### Required action
Output, please, exactly those lines of the listing that come before the line with "Space group Fm-3m", along with that line itself.

▼

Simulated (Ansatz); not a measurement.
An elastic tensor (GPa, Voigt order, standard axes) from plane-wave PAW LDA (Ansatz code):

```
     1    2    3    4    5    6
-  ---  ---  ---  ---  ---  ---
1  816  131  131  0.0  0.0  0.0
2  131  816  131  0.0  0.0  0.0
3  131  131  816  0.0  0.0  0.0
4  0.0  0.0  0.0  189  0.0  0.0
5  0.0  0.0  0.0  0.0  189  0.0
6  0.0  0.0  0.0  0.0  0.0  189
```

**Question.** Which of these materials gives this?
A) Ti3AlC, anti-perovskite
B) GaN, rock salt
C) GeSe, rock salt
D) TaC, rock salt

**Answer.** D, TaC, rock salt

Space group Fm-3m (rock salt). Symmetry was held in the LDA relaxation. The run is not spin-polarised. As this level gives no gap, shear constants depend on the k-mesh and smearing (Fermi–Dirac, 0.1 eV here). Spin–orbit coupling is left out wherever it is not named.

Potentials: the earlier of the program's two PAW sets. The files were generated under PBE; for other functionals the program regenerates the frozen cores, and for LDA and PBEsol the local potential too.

▲

### Answer box
Simulated (Ansatz); not a measurement.
An elastic tensor (GPa, Voigt order, standard axes) from plane-wave PAW LDA (Ansatz code):

```
     1    2    3    4    5    6
-  ---  ---  ---  ---  ---  ---
1  816  131  131  0.0  0.0  0.0
2  131  816  131  0.0  0.0  0.0
3  131  131  816  0.0  0.0  0.0
4  0.0  0.0  0.0  189  0.0  0.0
5  0.0  0.0  0.0  0.0  189  0.0
6  0.0  0.0  0.0  0.0  0.0  189
```

**Question.** Which of these materials gives this?
A) Ti3AlC, anti-perovskite
B) GaN, rock salt
C) GeSe, rock salt
D) TaC, rock salt

**Answer.** D, TaC, rock salt

Space group Fm-3m (rock salt). Symmetry was held in the LDA relaxation. The run is not spin-polarised. As this level gives no gap, shear constants depend on the k-mesh and smearing (Fermi–Dirac, 0.1 eV here). Spin–orbit coupling is left out wherever it is not named.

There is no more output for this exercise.